_Work instruction_
Return the opening lines of the material, word for word. End with the line that contains "### Describe the localisation domains.".

_Given entries_
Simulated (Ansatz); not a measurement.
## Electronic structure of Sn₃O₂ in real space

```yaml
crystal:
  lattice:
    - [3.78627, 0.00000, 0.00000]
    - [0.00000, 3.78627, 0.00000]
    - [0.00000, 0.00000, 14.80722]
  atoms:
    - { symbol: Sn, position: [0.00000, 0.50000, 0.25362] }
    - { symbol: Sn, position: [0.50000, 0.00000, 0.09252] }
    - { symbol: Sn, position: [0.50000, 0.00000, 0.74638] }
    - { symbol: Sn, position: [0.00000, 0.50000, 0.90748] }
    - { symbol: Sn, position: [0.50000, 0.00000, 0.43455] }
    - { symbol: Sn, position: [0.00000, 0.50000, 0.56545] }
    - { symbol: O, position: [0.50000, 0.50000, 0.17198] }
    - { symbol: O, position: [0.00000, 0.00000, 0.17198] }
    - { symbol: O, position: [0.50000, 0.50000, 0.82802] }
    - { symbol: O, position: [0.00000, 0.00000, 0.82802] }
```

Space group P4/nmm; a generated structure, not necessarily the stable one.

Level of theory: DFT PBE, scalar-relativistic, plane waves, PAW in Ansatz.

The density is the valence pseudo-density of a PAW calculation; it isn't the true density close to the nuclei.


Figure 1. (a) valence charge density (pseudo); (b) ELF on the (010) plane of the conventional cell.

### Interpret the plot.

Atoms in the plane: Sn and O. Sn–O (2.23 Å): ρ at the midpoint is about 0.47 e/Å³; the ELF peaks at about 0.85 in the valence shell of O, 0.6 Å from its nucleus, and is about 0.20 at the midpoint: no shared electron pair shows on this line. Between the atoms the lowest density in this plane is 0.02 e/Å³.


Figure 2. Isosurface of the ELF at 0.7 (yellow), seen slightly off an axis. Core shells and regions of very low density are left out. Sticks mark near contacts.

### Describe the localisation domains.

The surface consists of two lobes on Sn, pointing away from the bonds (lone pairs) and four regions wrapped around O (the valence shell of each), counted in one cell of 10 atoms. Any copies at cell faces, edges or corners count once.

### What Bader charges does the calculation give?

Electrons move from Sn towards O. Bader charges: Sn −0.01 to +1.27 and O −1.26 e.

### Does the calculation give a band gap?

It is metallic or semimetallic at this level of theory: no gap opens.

_Answer area_
Simulated (Ansatz); not a measurement.
## Electronic structure of Sn₃O₂ in real space

```yaml
crystal:
  lattice:
    - [3.78627, 0.00000, 0.00000]
    - [0.00000, 3.78627, 0.00000]
    - [0.00000, 0.00000, 14.80722]
  atoms:
    - { symbol: Sn, position: [0.00000, 0.50000, 0.25362] }
    - { symbol: Sn, position: [0.50000, 0.00000, 0.09252] }
    - { symbol: Sn, position: [0.50000, 0.00000, 0.74638] }
    - { symbol: Sn, position: [0.00000, 0.50000, 0.90748] }
    - { symbol: Sn, position: [0.50000, 0.00000, 0.43455] }
    - { symbol: Sn, position: [0.00000, 0.50000, 0.56545] }
    - { symbol: O, position: [0.50000, 0.50000, 0.17198] }
    - { symbol: O, position: [0.00000, 0.00000, 0.17198] }
    - { symbol: O, position: [0.50000, 0.50000, 0.82802] }
    - { symbol: O, position: [0.00000, 0.00000, 0.82802] }
```

Space group P4/nmm; a generated structure, not necessarily the stable one.

Level of theory: DFT PBE, scalar-relativistic, plane waves, PAW in Ansatz.

The density is the valence pseudo-density of a PAW calculation; it isn't the true density close to the nuclei.


Figure 1. (a) valence charge density (pseudo); (b) ELF on the (010) plane of the conventional cell.

### Interpret the plot.

Atoms in the plane: Sn and O. Sn–O (2.23 Å): ρ at the midpoint is about 0.47 e/Å³; the ELF peaks at about 0.85 in the valence shell of O, 0.6 Å from its nucleus, and is about 0.20 at the midpoint: no shared electron pair shows on this line. Between the atoms the lowest density in this plane is 0.02 e/Å³.


Figure 2. Isosurface of the ELF at 0.7 (yellow), seen slightly off an axis. Core shells and regions of very low density are left out. Sticks mark near contacts.

### Describe the localisation domains.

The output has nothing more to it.